Assignment: Make a word-for-word copy of the entries below from their first line through the line with "5.20 | 67.61 |", and add nothing.

####################

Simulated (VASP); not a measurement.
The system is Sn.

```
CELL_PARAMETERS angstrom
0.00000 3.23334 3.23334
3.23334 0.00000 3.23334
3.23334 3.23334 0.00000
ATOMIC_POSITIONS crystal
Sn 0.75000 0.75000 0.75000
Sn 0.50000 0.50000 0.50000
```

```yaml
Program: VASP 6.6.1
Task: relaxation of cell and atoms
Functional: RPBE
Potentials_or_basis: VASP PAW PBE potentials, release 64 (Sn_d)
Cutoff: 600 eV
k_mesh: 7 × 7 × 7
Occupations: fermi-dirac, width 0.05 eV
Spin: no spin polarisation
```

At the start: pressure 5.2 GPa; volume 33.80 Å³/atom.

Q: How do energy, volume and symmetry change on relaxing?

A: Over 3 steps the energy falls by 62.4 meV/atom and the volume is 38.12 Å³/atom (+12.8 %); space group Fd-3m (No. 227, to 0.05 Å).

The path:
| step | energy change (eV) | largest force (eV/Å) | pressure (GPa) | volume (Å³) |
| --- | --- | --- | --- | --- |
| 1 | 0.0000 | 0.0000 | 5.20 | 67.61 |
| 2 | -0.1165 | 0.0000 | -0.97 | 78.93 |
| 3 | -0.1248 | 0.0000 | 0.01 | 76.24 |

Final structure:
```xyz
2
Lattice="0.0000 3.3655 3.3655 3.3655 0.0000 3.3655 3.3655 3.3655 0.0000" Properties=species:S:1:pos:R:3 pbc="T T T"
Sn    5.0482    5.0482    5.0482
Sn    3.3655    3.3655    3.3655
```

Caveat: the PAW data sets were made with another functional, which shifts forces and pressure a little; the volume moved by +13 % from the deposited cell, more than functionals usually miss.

####################

Written response:
Simulated (VASP); not a measurement.
The system is Sn.

```
CELL_PARAMETERS angstrom
0.00000 3.23334 3.23334
3.23334 0.00000 3.23334
3.23334 3.23334 0.00000
ATOMIC_POSITIONS crystal
Sn 0.75000 0.75000 0.75000
Sn 0.50000 0.50000 0.50000
```

```yaml
Program: VASP 6.6.1
Task: relaxation of cell and atoms
Functional: RPBE
Potentials_or_basis: VASP PAW PBE potentials, release 64 (Sn_d)
Cutoff: 600 eV
k_mesh: 7 × 7 × 7
Occupations: fermi-dirac, width 0.05 eV
Spin: no spin polarisation
```

At the start: pressure 5.2 GPa; volume 33.80 Å³/atom.

Q: How do energy, volume and symmetry change on relaxing?

A: Over 3 steps the energy falls by 62.4 meV/atom and the volume is 38.12 Å³/atom (+12.8 %); space group Fd-3m (No. 227, to 0.05 Å).

The path:
| step | energy change (eV) | largest force (eV/Å) | pressure (GPa) | volume (Å³) |
| --- | --- | --- | --- | --- |
| 1 | 0.0000 | 0.0000 | 5.20 | 67.61 |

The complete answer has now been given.